━━━━━ Recorded data

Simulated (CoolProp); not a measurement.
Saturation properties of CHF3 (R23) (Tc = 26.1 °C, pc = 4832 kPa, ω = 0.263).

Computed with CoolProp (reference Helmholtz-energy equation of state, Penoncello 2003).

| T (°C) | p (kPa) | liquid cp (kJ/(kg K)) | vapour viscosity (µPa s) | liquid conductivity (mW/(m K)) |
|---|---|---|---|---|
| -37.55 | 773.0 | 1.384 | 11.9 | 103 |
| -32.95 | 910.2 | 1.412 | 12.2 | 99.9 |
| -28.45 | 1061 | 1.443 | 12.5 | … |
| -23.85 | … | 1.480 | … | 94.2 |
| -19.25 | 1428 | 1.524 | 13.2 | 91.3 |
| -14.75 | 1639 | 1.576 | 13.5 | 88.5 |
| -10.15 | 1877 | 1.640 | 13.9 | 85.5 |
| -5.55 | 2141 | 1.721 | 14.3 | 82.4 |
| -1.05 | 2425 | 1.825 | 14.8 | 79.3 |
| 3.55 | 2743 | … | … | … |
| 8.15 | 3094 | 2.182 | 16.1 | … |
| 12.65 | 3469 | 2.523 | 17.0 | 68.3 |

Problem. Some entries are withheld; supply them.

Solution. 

━━━━━━━━━━

- Work item
Every line of the material must be given again exactly.

- Worked solution
Simulated (CoolProp); not a measurement.
Saturation properties of CHF3 (R23) (Tc = 26.1 °C, pc = 4832 kPa, ω = 0.263).

Computed with CoolProp (reference Helmholtz-energy equation of state, Penoncello 2003).

| T (°C) | p (kPa) | liquid cp (kJ/(kg K)) | vapour viscosity (µPa s) | liquid conductivity (mW/(m K)) |
|---|---|---|---|---|
| -37.55 | 773.0 | 1.384 | 11.9 | 103 |
| -32.95 | 910.2 | 1.412 | 12.2 | 99.9 |
| -28.45 | 1061 | 1.443 | 12.5 | … |
| -23.85 | … | 1.480 | … | 94.2 |
| -19.25 | 1428 | 1.524 | 13.2 | 91.3 |
| -14.75 | 1639 | 1.576 | 13.5 | 88.5 |
| -10.15 | 1877 | 1.640 | 13.9 | 85.5 |
| -5.55 | 2141 | 1.721 | 14.3 | 82.4 |
| -1.05 | 2425 | 1.825 | 14.8 | 79.3 |
| 3.55 | 2743 | … | … | … |
| 8.15 | 3094 | 2.182 | 16.1 | … |
| 12.65 | 3469 | 2.523 | 17.0 | 68.3 |

Problem. Some entries are withheld; supply them.

Solution. 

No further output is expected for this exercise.